(WORK ORDER): Would you print the material exactly, starting at its first line and ending at the line holding "A. level revPBE+D3(BJ)+U;"?

──────── EXTRACTED ENTRIES ────────
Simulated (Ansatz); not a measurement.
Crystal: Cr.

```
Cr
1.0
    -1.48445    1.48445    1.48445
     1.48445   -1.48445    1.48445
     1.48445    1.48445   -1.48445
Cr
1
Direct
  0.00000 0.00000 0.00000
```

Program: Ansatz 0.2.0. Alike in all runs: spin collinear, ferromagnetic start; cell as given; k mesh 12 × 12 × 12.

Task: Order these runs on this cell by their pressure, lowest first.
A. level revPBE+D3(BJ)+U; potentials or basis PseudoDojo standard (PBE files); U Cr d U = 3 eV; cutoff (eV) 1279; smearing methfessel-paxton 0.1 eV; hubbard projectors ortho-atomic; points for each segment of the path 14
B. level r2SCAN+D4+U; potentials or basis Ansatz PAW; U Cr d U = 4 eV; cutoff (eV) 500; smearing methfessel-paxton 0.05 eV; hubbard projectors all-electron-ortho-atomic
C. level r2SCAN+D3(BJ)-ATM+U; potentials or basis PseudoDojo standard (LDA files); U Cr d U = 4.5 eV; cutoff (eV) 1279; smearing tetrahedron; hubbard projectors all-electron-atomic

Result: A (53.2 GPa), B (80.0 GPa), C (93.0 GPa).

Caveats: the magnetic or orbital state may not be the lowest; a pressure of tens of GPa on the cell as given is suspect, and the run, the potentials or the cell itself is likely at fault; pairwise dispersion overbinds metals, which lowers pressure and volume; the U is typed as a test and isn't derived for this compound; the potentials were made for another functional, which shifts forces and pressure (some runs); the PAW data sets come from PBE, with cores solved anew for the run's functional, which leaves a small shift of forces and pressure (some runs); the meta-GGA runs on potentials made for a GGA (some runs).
────────

(ANSWER AREA):
Simulated (Ansatz); not a measurement.
Crystal: Cr.

```
Cr
1.0
    -1.48445    1.48445    1.48445
     1.48445   -1.48445    1.48445
     1.48445    1.48445   -1.48445
Cr
1
Direct
  0.00000 0.00000 0.00000
```

Program: Ansatz 0.2.0. Alike in all runs: spin collinear, ferromagnetic start; cell as given; k mesh 12 × 12 × 12.

Task: Order these runs on this cell by their pressure, lowest first.
A. level revPBE+D3(BJ)+U; potentials or basis PseudoDojo standard (PBE files); U Cr d U = 3 eV; cutoff (eV) 1279; smearing methfessel-paxton 0.1 eV; hubbard projectors ortho-atomic; points for each segment of the path 14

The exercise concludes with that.